Beginning at the first line of the data, print each line exactly, stopping after the line that contains "Solution. Point group".

---*---

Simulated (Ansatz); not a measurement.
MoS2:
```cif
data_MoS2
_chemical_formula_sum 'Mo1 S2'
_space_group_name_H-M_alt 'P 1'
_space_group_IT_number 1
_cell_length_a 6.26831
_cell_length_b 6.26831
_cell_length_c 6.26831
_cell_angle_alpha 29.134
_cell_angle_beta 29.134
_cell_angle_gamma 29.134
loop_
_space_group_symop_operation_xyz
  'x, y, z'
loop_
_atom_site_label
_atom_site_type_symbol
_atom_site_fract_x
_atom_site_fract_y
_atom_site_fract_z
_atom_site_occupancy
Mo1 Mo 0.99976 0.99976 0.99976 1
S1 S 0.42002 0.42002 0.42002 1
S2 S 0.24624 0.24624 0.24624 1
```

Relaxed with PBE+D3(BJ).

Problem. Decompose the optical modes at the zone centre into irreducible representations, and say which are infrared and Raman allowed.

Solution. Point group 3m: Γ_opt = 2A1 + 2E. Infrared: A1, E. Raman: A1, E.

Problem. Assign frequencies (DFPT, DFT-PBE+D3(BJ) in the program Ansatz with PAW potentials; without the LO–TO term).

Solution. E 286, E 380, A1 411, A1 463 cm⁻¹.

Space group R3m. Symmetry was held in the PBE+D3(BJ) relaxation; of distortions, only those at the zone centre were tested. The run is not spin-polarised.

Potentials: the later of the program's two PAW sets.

---*---

**TASK ANSWER:**
Simulated (Ansatz); not a measurement.
MoS2:
```cif
data_MoS2
_chemical_formula_sum 'Mo1 S2'
_space_group_name_H-M_alt 'P 1'
_space_group_IT_number 1
_cell_length_a 6.26831
_cell_length_b 6.26831
_cell_length_c 6.26831
_cell_angle_alpha 29.134
_cell_angle_beta 29.134
_cell_angle_gamma 29.134
loop_
_space_group_symop_operation_xyz
  'x, y, z'
loop_
_atom_site_label
_atom_site_type_symbol
_atom_site_fract_x
_atom_site_fract_y
_atom_site_fract_z
_atom_site_occupancy
Mo1 Mo 0.99976 0.99976 0.99976 1
S1 S 0.42002 0.42002 0.42002 1
S2 S 0.24624 0.24624 0.24624 1
```

Relaxed with PBE+D3(BJ).

Problem. Decompose the optical modes at the zone centre into irreducible representations, and say which are infrared and Raman allowed.

Solution. Point group 3m: Γ_opt = 2A1 + 2E. Infrared: A1, E. Raman: A1, E.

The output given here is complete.